Source information:
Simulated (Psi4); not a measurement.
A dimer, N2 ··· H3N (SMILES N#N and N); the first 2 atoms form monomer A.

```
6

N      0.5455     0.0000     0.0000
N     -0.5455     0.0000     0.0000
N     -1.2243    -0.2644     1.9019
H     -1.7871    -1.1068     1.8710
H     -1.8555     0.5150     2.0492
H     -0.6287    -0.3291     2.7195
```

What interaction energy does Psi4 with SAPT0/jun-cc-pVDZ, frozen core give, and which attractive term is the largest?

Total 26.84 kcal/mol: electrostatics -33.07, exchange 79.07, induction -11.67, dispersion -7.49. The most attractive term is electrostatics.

Work order:
All lines above from the one with "A dimer, N2" to the one with "What interaction energy", inclusive, should be copied exactly, and no other lines.

Worked solution:
A dimer, N2 ··· H3N (SMILES N#N and N); the first 2 atoms form monomer A.

```
6

N      0.5455     0.0000     0.0000
N     -0.5455     0.0000     0.0000
N     -1.2243    -0.2644     1.9019
H     -1.7871    -1.1068     1.8710
H     -1.8555     0.5150     2.0492
H     -0.6287    -0.3291     2.7195
```

What interaction energy does Psi4 with SAPT0/jun-cc-pVDZ, frozen core give, and which attractive term is the largest?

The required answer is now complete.